> ASSIGNMENT
Transcribe each record below word for word.

> EXTRACTED MATERIAL
>>>>

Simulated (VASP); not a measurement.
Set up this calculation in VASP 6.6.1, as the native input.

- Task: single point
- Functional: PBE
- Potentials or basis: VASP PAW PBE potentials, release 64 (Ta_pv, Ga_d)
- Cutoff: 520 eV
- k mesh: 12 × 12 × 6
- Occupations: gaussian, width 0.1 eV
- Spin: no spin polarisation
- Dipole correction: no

<<<<

> WRITTEN REPLY
Simulated (VASP); not a measurement.
Set up this calculation in VASP 6.6.1, as the native input.

- Task: single point
- Functional: PBE
- Potentials or basis: VASP PAW PBE potentials, release 64 (Ta_pv, Ga_d)
- Cutoff: 520 eV
- k mesh: 12 × 12 × 6
- Occupations: gaussian, width 0.1 eV
- Spin: no spin polarisation
- Dipole correction: no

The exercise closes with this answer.